<<<<
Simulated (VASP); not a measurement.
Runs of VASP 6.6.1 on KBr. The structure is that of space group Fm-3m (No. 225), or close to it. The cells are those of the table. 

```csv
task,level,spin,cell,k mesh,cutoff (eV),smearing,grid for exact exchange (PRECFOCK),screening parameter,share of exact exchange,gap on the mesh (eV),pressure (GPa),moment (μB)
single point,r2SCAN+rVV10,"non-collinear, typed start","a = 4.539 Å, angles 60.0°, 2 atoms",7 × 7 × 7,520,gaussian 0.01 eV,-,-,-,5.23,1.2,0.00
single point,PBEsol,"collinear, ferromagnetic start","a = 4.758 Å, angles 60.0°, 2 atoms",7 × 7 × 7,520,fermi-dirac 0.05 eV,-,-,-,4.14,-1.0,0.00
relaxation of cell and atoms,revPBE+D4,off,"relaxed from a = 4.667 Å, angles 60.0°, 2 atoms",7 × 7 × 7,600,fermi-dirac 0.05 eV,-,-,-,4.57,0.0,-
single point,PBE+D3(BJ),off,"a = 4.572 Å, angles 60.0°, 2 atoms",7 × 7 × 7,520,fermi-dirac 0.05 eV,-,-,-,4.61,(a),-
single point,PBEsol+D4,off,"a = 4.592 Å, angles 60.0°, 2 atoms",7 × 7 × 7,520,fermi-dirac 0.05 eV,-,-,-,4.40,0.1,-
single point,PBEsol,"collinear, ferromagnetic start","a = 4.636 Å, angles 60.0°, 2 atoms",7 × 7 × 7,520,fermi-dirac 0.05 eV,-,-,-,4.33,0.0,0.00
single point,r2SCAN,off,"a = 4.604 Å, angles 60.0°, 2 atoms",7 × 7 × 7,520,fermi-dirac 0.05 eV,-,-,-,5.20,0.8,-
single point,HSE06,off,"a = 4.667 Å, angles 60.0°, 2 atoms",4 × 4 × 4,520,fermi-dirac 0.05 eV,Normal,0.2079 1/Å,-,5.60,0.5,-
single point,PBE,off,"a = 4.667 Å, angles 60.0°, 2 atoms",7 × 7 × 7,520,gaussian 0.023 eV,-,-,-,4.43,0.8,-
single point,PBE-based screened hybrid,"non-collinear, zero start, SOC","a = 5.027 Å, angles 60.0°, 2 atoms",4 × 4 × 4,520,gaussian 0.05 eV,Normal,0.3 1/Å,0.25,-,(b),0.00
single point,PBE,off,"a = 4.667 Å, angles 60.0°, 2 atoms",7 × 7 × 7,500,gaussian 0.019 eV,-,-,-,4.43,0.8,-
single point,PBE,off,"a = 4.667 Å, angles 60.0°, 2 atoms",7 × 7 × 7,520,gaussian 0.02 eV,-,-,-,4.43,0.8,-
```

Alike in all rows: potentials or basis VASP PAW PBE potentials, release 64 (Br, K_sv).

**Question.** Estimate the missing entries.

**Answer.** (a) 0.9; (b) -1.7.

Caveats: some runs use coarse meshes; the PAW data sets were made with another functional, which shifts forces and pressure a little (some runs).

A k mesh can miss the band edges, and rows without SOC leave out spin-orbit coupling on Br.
>>>>

=== Assignment ===
Please, from the entries above, set down exactly the lines from the one containing "the missing entries." through the one containing "Caveats: some runs", and only those.

=== Solution ===
**Question.** Estimate the missing entries.

**Answer.** (a) 0.9; (b) -1.7.

Caveats: some runs use coarse meshes; the PAW data sets were made with another functional, which shifts forces and pressure a little (some runs).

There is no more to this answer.